Exercise ::
For the material below, output exactly the span from the line with "Calculated by density" to the line with "This geometry differs", including both, and nothing besides.

Listed records ::
◇ ◇ ◇ ◇

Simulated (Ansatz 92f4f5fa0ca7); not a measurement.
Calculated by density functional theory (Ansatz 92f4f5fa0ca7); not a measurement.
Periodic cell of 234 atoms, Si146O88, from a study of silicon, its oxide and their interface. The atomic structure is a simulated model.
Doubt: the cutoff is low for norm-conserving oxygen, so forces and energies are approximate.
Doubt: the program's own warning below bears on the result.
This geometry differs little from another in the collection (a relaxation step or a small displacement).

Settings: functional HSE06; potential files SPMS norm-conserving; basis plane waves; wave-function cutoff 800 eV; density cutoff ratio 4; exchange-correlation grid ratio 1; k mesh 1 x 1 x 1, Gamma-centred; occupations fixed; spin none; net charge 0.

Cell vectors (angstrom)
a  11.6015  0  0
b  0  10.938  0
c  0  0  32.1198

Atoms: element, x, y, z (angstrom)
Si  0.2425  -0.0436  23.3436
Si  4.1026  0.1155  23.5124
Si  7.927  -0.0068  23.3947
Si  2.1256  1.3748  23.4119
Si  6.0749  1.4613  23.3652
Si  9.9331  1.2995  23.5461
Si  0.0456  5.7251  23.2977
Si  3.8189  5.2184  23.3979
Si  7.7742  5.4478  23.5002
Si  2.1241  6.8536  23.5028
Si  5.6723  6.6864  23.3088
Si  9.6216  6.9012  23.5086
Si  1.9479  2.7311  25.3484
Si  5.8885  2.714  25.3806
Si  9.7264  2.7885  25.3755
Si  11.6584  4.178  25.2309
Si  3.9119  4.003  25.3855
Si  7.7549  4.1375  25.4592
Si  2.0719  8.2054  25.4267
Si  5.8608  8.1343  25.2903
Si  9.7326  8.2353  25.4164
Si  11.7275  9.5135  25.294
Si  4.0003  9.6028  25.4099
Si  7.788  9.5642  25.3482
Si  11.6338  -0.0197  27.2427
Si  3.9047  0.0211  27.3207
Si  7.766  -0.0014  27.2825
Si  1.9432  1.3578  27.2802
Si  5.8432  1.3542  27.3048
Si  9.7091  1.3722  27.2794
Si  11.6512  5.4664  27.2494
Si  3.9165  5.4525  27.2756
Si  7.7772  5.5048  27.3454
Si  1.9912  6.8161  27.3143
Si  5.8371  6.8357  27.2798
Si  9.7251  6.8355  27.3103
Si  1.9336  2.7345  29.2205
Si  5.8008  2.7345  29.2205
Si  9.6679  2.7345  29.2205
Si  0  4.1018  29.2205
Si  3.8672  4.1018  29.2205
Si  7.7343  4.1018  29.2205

◇ ◇ ◇ ◇

Result ::
Calculated by density functional theory (Ansatz 92f4f5fa0ca7); not a measurement.
Periodic cell of 234 atoms, Si146O88, from a study of silicon, its oxide and their interface. The atomic structure is a simulated model.
Doubt: the cutoff is low for norm-conserving oxygen, so forces and energies are approximate.
Doubt: the program's own warning below bears on the result.
This geometry differs little from another in the collection (a relaxation step or a small displacement).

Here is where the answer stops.